* [Assigned task]: For this exercise, reproduce the entries below exactly, but only from the line containing "Potentials or basis: VASP" through the line containing "of this run.", both included.

* [Dataset excerpts]:
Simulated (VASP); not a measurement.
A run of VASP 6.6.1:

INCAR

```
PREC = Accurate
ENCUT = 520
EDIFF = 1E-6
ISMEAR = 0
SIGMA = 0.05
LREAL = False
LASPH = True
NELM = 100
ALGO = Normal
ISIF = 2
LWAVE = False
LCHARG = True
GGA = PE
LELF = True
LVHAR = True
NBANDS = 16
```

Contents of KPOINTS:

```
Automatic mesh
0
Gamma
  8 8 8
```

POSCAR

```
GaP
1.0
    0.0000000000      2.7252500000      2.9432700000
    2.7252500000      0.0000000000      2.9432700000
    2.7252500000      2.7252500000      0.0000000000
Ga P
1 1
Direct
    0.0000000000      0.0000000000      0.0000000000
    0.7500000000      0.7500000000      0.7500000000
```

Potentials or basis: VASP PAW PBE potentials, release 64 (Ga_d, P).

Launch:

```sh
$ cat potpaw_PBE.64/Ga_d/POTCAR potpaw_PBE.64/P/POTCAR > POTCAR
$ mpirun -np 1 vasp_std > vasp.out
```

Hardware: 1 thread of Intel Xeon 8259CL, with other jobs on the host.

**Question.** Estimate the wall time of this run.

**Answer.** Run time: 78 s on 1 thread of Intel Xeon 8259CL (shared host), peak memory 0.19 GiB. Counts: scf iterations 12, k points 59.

* [Solution]:
Potentials or basis: VASP PAW PBE potentials, release 64 (Ga_d, P).

Launch:

```sh
$ cat potpaw_PBE.64/Ga_d/POTCAR potpaw_PBE.64/P/POTCAR > POTCAR
$ mpirun -np 1 vasp_std > vasp.out
```

Hardware: 1 thread of Intel Xeon 8259CL, with other jobs on the host.

**Question.** Estimate the wall time of this run.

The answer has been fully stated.